▶ **Task item**
Word for word, restate the lines from the start of the data below through the line containing "(1) 14.13 Å³/atom.".

▶ **Data for review**
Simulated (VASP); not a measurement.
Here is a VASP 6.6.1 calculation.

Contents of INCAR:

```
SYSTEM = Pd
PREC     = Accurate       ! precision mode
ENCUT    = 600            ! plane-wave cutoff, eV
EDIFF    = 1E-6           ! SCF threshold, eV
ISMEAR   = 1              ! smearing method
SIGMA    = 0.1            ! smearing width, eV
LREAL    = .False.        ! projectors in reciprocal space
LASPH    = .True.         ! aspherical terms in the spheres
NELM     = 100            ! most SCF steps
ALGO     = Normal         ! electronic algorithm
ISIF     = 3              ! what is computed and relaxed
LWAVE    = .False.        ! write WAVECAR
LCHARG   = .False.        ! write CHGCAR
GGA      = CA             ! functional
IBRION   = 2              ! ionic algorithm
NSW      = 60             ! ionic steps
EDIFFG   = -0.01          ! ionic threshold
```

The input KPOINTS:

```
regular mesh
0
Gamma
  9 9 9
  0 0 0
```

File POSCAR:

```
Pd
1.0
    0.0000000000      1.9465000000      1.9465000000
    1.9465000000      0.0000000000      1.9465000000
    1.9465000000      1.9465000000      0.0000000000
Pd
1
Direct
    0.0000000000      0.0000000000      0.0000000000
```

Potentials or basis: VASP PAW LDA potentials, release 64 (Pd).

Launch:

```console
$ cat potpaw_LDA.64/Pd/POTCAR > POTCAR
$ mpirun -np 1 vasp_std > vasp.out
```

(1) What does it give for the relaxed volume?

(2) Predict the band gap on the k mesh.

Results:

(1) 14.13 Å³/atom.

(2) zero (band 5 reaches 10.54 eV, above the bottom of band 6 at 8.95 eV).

▶ **Task answer**
Simulated (VASP); not a measurement.
Here is a VASP 6.6.1 calculation.

Contents of INCAR:

```
SYSTEM = Pd
PREC     = Accurate       ! precision mode
ENCUT    = 600            ! plane-wave cutoff, eV
EDIFF    = 1E-6           ! SCF threshold, eV
ISMEAR   = 1              ! smearing method
SIGMA    = 0.1            ! smearing width, eV
LREAL    = .False.        ! projectors in reciprocal space
LASPH    = .True.         ! aspherical terms in the spheres
NELM     = 100            ! most SCF steps
ALGO     = Normal         ! electronic algorithm
ISIF     = 3              ! what is computed and relaxed
LWAVE    = .False.        ! write WAVECAR
LCHARG   = .False.        ! write CHGCAR
GGA      = CA             ! functional
IBRION   = 2              ! ionic algorithm
NSW      = 60             ! ionic steps
EDIFFG   = -0.01          ! ionic threshold
```

The input KPOINTS:

```
regular mesh
0
Gamma
  9 9 9
  0 0 0
```

File POSCAR:

```
Pd
1.0
    0.0000000000      1.9465000000      1.9465000000
    1.9465000000      0.0000000000      1.9465000000
    1.9465000000      1.9465000000      0.0000000000
Pd
1
Direct
    0.0000000000      0.0000000000      0.0000000000
```

Potentials or basis: VASP PAW LDA potentials, release 64 (Pd).

Launch:

```console
$ cat potpaw_LDA.64/Pd/POTCAR > POTCAR
$ mpirun -np 1 vasp_std > vasp.out
```

(1) What does it give for the relaxed volume?

(2) Predict the band gap on the k mesh.

Results:

(1) 14.13 Å³/atom.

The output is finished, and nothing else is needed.